# Assigned task
The records below need copying. Match each line exactly.

# Dataset entries
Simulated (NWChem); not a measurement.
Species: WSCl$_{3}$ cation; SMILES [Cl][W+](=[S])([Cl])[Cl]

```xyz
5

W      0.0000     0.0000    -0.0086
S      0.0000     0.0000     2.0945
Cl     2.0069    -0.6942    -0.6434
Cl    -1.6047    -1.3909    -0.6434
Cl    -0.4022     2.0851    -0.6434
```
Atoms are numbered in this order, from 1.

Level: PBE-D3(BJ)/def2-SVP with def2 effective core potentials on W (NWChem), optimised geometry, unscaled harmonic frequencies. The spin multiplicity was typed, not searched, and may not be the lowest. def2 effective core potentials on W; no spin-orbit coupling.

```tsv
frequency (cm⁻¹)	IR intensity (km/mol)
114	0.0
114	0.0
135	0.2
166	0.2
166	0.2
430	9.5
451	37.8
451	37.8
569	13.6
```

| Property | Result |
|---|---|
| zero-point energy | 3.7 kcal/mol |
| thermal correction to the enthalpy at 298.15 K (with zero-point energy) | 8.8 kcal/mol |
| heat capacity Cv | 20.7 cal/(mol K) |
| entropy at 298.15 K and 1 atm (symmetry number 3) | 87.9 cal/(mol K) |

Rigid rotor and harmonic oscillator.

# Task result
Simulated (NWChem); not a measurement.
Species: WSCl$_{3}$ cation; SMILES [Cl][W+](=[S])([Cl])[Cl]

```xyz
5

W      0.0000     0.0000    -0.0086
S      0.0000     0.0000     2.0945
Cl     2.0069    -0.6942    -0.6434
Cl    -1.6047    -1.3909    -0.6434
Cl    -0.4022     2.0851    -0.6434
```
Atoms are numbered in this order, from 1.

Level: PBE-D3(BJ)/def2-SVP with def2 effective core potentials on W (NWChem), optimised geometry, unscaled harmonic frequencies. The spin multiplicity was typed, not searched, and may not be the lowest. def2 effective core potentials on W; no spin-orbit coupling.

```tsv
frequency (cm⁻¹)	IR intensity (km/mol)
114	0.0
114	0.0
135	0.2
166	0.2
166	0.2
430	9.5
451	37.8
451	37.8
569	13.6
```

| Property | Result |
|---|---|
| zero-point energy | 3.7 kcal/mol |
| thermal correction to the enthalpy at 298.15 K (with zero-point energy) | 8.8 kcal/mol |
| heat capacity Cv | 20.7 cal/(mol K) |
| entropy at 298.15 K and 1 atm (symmetry number 3) | 87.9 cal/(mol K) |

Rigid rotor and harmonic oscillator.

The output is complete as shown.